■ **REQUIREMENT**
Start with the first line of the material. Repeat each line exactly through the one that contains "- Dipole correction: no".

■ **SUPPLIED RECORDS**
--------------------
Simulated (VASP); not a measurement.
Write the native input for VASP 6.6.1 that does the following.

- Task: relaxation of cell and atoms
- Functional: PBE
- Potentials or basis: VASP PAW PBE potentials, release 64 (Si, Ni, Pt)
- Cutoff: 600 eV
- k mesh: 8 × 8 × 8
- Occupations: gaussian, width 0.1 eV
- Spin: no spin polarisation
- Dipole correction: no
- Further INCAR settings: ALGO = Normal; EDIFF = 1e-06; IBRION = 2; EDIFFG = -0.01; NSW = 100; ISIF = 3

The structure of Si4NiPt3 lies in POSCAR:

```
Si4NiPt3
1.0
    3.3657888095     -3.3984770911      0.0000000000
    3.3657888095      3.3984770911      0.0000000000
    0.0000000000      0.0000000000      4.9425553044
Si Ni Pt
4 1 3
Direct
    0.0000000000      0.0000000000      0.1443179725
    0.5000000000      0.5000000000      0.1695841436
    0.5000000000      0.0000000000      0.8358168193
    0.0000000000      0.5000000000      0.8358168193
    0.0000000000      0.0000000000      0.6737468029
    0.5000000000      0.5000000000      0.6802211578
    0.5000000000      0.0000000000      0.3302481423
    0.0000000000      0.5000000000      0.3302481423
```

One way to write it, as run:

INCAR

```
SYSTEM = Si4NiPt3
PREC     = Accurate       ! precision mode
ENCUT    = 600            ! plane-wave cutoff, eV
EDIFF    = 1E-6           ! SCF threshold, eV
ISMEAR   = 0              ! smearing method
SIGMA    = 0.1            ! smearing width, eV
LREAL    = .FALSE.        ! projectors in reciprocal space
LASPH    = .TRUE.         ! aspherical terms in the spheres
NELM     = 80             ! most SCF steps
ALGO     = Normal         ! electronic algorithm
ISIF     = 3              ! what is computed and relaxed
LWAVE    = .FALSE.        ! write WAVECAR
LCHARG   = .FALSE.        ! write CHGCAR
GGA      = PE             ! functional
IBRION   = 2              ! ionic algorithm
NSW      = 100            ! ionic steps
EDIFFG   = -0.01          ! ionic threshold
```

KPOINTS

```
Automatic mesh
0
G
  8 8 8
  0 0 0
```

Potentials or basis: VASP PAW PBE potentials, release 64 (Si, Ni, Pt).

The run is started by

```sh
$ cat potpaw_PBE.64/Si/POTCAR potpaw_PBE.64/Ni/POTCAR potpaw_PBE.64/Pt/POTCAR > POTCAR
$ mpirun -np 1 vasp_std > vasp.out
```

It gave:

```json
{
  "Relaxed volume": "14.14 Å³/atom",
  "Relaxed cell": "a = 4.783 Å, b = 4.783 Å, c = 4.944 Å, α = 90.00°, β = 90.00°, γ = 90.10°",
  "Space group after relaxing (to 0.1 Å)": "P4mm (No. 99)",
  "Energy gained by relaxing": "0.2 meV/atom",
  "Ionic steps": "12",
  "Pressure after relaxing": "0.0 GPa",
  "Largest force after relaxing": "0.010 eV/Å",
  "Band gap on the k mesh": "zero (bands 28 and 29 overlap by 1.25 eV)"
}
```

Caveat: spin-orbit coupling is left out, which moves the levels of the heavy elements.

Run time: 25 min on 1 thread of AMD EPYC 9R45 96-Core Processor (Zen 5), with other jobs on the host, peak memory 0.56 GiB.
--------------------

■ **ANSWER AREA**
Simulated (VASP); not a measurement.
Write the native input for VASP 6.6.1 that does the following.

- Task: relaxation of cell and atoms
- Functional: PBE
- Potentials or basis: VASP PAW PBE potentials, release 64 (Si, Ni, Pt)
- Cutoff: 600 eV
- k mesh: 8 × 8 × 8
- Occupations: gaussian, width 0.1 eV
- Spin: no spin polarisation
- Dipole correction: no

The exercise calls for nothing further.